Work instruction: Beginning at the top of the material, repeat each line exactly, and stop once the line with "One state of" has been written.

***** Exercise data

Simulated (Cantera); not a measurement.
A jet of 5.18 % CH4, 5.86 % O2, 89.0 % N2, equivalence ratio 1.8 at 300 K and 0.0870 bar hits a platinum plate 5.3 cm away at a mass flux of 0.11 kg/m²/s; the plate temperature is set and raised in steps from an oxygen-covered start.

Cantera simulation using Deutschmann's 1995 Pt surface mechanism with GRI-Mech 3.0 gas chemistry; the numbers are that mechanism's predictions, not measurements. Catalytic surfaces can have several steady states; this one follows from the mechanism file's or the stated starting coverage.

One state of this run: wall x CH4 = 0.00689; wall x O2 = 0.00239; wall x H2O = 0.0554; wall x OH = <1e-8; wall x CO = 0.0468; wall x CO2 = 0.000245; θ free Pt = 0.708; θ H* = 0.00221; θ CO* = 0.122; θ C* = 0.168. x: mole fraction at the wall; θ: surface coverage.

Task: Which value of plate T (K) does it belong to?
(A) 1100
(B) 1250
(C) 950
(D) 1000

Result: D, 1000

**********

Written answer:
Simulated (Cantera); not a measurement.
A jet of 5.18 % CH4, 5.86 % O2, 89.0 % N2, equivalence ratio 1.8 at 300 K and 0.0870 bar hits a platinum plate 5.3 cm away at a mass flux of 0.11 kg/m²/s; the plate temperature is set and raised in steps from an oxygen-covered start.

Cantera simulation using Deutschmann's 1995 Pt surface mechanism with GRI-Mech 3.0 gas chemistry; the numbers are that mechanism's predictions, not measurements. Catalytic surfaces can have several steady states; this one follows from the mechanism file's or the stated starting coverage.

One state of this run: wall x CH4 = 0.00689; wall x O2 = 0.00239; wall x H2O = 0.0554; wall x OH = <1e-8; wall x CO = 0.0468; wall x CO2 = 0.000245; θ free Pt = 0.708; θ H* = 0.00221; θ CO* = 0.122; θ C* = 0.168. x: mole fraction at the wall; θ: surface coverage.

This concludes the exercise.